> _Task item_:
In full and word for word, return the listing that follows.

> _Given information_:
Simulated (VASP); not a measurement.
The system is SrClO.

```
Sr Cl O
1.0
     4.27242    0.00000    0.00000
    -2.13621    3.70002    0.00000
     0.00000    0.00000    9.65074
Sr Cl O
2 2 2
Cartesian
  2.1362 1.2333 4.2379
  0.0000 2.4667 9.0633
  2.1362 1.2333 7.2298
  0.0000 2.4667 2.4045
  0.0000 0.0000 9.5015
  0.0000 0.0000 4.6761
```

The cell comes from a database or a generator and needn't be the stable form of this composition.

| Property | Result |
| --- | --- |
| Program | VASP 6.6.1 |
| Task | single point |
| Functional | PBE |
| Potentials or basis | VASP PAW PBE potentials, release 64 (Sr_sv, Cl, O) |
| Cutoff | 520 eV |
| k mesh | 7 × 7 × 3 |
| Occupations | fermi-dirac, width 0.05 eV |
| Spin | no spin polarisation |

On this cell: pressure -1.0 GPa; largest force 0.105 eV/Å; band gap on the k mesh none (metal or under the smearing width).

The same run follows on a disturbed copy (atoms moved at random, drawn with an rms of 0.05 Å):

> _Your solution_:
Simulated (VASP); not a measurement.
The system is SrClO.

```
Sr Cl O
1.0
     4.27242    0.00000    0.00000
    -2.13621    3.70002    0.00000
     0.00000    0.00000    9.65074
Sr Cl O
2 2 2
Cartesian
  2.1362 1.2333 4.2379
  0.0000 2.4667 9.0633
  2.1362 1.2333 7.2298
  0.0000 2.4667 2.4045
  0.0000 0.0000 9.5015
  0.0000 0.0000 4.6761
```

The cell comes from a database or a generator and needn't be the stable form of this composition.

| Property | Result |
| --- | --- |
| Program | VASP 6.6.1 |
| Task | single point |
| Functional | PBE |
| Potentials or basis | VASP PAW PBE potentials, release 64 (Sr_sv, Cl, O) |
| Cutoff | 520 eV |
| k mesh | 7 × 7 × 3 |
| Occupations | fermi-dirac, width 0.05 eV |
| Spin | no spin polarisation |

On this cell: pressure -1.0 GPa; largest force 0.105 eV/Å; band gap on the k mesh none (metal or under the smearing width).

The same run follows on a disturbed copy (atoms moved at random, drawn with an rms of 0.05 Å):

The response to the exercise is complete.